EXTRACTED MATERIAL Start Marker

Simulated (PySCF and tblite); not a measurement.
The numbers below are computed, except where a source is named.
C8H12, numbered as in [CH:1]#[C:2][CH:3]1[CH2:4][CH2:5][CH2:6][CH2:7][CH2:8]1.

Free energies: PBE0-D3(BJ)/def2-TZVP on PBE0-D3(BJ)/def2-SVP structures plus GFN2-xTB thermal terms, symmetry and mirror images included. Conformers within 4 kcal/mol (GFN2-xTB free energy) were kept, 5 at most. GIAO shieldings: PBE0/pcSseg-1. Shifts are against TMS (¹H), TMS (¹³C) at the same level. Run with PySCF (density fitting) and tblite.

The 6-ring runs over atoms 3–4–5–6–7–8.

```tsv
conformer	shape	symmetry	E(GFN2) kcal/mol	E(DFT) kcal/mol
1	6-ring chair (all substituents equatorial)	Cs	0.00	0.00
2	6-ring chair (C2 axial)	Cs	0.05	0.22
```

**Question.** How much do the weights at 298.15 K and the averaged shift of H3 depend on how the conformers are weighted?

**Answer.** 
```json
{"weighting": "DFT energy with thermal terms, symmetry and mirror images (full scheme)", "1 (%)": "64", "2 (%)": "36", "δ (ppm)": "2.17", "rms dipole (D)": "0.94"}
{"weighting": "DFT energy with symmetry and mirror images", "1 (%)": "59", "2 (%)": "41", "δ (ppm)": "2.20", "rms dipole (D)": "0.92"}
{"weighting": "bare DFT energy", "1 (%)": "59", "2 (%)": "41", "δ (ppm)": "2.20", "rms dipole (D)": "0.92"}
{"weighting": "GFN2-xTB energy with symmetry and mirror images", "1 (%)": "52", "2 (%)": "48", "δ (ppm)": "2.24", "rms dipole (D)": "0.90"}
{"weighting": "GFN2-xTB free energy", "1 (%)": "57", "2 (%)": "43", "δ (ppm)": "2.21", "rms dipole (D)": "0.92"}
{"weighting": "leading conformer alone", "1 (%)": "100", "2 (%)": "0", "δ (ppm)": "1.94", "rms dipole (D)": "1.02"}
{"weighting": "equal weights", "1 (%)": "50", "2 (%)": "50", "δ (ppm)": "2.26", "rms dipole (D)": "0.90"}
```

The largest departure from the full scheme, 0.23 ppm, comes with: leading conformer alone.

EXTRACTED MATERIAL End Marker

Write out the material above exactly, please, from its first line up to and including the line where "C8H12, numbered as" appears, and stop there.

» ANSWER AREA:
Simulated (PySCF and tblite); not a measurement.
The numbers below are computed, except where a source is named.
C8H12, numbered as in [CH:1]#[C:2][CH:3]1[CH2:4][CH2:5][CH2:6][CH2:7][CH2:8]1.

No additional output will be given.